Top of Records supplied
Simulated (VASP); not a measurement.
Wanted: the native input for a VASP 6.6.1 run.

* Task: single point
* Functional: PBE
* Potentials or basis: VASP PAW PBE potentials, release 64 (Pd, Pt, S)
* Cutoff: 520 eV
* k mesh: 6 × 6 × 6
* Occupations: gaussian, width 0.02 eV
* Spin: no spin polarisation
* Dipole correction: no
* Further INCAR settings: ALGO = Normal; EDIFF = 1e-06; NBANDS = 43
Bottom of Records supplied

* **Exercise**
Copy all records verbatim.

* **Task result**
Simulated (VASP); not a measurement.
Wanted: the native input for a VASP 6.6.1 run.

* Task: single point
* Functional: PBE
* Potentials or basis: VASP PAW PBE potentials, release 64 (Pd, Pt, S)
* Cutoff: 520 eV
* k mesh: 6 × 6 × 6
* Occupations: gaussian, width 0.02 eV
* Spin: no spin polarisation
* Dipole correction: no
* Further INCAR settings: ALGO = Normal; EDIFF = 1e-06; NBANDS = 43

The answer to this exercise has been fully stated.